**WORK ORDER**:
Quote exactly the lines spanning from the top of the data below to the line that contains "how much memory?", including both.

**SUPPLIED DATA**:
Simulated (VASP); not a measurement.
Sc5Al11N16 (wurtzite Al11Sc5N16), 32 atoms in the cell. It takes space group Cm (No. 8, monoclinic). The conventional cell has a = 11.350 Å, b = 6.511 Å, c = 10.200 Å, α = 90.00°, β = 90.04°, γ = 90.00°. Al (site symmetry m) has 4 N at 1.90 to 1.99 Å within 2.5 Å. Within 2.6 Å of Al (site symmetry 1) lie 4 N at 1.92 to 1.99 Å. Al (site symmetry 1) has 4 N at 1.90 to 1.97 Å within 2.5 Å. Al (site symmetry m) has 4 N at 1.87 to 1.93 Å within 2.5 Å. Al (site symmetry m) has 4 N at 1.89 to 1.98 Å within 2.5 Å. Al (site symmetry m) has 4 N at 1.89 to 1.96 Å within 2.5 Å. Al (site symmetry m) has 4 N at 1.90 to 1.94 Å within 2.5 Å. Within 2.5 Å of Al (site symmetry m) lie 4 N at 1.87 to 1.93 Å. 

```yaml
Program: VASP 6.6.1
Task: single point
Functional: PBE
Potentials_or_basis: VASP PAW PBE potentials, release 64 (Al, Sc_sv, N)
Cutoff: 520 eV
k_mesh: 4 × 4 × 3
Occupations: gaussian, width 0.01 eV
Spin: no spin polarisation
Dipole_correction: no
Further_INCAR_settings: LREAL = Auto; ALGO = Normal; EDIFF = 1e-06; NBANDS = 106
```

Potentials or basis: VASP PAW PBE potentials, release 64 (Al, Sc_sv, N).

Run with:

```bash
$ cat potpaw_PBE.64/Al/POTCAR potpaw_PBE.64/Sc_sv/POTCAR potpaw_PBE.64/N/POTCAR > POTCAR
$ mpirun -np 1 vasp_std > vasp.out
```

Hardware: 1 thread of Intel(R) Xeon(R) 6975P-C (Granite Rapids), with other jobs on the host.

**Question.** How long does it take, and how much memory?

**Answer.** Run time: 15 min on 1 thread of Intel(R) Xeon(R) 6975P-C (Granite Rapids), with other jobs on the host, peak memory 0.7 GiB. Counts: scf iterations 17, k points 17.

**PROBLEM SOLUTION**:
Simulated (VASP); not a measurement.
Sc5Al11N16 (wurtzite Al11Sc5N16), 32 atoms in the cell. It takes space group Cm (No. 8, monoclinic). The conventional cell has a = 11.350 Å, b = 6.511 Å, c = 10.200 Å, α = 90.00°, β = 90.04°, γ = 90.00°. Al (site symmetry m) has 4 N at 1.90 to 1.99 Å within 2.5 Å. Within 2.6 Å of Al (site symmetry 1) lie 4 N at 1.92 to 1.99 Å. Al (site symmetry 1) has 4 N at 1.90 to 1.97 Å within 2.5 Å. Al (site symmetry m) has 4 N at 1.87 to 1.93 Å within 2.5 Å. Al (site symmetry m) has 4 N at 1.89 to 1.98 Å within 2.5 Å. Al (site symmetry m) has 4 N at 1.89 to 1.96 Å within 2.5 Å. Al (site symmetry m) has 4 N at 1.90 to 1.94 Å within 2.5 Å. Within 2.5 Å of Al (site symmetry m) lie 4 N at 1.87 to 1.93 Å. 

```yaml
Program: VASP 6.6.1
Task: single point
Functional: PBE
Potentials_or_basis: VASP PAW PBE potentials, release 64 (Al, Sc_sv, N)
Cutoff: 520 eV
k_mesh: 4 × 4 × 3
Occupations: gaussian, width 0.01 eV
Spin: no spin polarisation
Dipole_correction: no
Further_INCAR_settings: LREAL = Auto; ALGO = Normal; EDIFF = 1e-06; NBANDS = 106
```

Potentials or basis: VASP PAW PBE potentials, release 64 (Al, Sc_sv, N).

Run with:

```bash
$ cat potpaw_PBE.64/Al/POTCAR potpaw_PBE.64/Sc_sv/POTCAR potpaw_PBE.64/N/POTCAR > POTCAR
$ mpirun -np 1 vasp_std > vasp.out
```

Hardware: 1 thread of Intel(R) Xeon(R) 6975P-C (Granite Rapids), with other jobs on the host.

**Question.** How long does it take, and how much memory?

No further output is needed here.